(Beginning of DATASET ENTRIES)

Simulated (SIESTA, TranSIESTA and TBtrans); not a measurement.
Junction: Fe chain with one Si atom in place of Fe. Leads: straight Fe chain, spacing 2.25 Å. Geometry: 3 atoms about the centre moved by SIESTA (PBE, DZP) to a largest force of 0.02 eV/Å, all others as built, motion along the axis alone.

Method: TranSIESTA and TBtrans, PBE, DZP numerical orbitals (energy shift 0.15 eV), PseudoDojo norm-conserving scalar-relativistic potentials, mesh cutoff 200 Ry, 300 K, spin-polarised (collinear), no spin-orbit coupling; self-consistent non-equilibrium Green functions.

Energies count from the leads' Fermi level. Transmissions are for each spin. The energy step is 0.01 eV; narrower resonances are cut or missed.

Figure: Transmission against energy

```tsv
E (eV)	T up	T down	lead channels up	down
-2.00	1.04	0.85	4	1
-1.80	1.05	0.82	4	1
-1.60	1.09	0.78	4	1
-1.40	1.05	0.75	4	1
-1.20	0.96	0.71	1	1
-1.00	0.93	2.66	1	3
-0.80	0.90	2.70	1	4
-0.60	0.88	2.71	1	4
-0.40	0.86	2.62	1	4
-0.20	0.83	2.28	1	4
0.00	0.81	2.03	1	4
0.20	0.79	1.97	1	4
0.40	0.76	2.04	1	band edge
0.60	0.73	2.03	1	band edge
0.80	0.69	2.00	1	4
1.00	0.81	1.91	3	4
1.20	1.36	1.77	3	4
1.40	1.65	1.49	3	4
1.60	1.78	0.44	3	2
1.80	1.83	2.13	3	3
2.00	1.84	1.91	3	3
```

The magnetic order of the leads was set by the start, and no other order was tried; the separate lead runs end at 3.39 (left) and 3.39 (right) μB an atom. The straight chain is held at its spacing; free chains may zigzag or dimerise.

(End of DATASET ENTRIES)

EXERCISE
Begin with the first line of the records and reproduce each line as is, ending with the line that holds "Energies count from".

YOUR SOLUTION
Simulated (SIESTA, TranSIESTA and TBtrans); not a measurement.
Junction: Fe chain with one Si atom in place of Fe. Leads: straight Fe chain, spacing 2.25 Å. Geometry: 3 atoms about the centre moved by SIESTA (PBE, DZP) to a largest force of 0.02 eV/Å, all others as built, motion along the axis alone.

Method: TranSIESTA and TBtrans, PBE, DZP numerical orbitals (energy shift 0.15 eV), PseudoDojo norm-conserving scalar-relativistic potentials, mesh cutoff 200 Ry, 300 K, spin-polarised (collinear), no spin-orbit coupling; self-consistent non-equilibrium Green functions.

Energies count from the leads' Fermi level. Transmissions are for each spin. The energy step is 0.01 eV; narrower resonances are cut or missed.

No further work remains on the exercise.